■ **Work order**
The data below must be copied in full and without any change.

■ **Dataset records**
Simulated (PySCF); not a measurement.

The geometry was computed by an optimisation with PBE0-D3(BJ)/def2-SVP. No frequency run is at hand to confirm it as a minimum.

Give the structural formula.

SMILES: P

■ **Response**
Simulated (PySCF); not a measurement.

The geometry was computed by an optimisation with PBE0-D3(BJ)/def2-SVP. No frequency run is at hand to confirm it as a minimum.

Give the structural formula.

SMILES: P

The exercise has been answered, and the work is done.